◆ ASSIGNED TASK ◆
In the listing below, find the line with "The cell was", then repeat exactly every line from the top through that one.

◆ PROVIDED DATA ◆
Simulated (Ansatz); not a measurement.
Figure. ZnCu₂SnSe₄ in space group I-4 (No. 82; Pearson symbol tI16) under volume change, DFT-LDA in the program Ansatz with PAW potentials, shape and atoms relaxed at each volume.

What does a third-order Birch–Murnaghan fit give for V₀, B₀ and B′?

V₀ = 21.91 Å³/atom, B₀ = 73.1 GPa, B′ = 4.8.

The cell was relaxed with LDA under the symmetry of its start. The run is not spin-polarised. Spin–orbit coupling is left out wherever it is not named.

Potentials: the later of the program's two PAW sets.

◆ WRITTEN REPLY ◆
Simulated (Ansatz); not a measurement.
Figure. ZnCu₂SnSe₄ in space group I-4 (No. 82; Pearson symbol tI16) under volume change, DFT-LDA in the program Ansatz with PAW potentials, shape and atoms relaxed at each volume.

What does a third-order Birch–Murnaghan fit give for V₀, B₀ and B′?

V₀ = 21.91 Å³/atom, B₀ = 73.1 GPa, B′ = 4.8.

The cell was relaxed with LDA under the symmetry of its start. The run is not spin-polarised. Spin–orbit coupling is left out wherever it is not named.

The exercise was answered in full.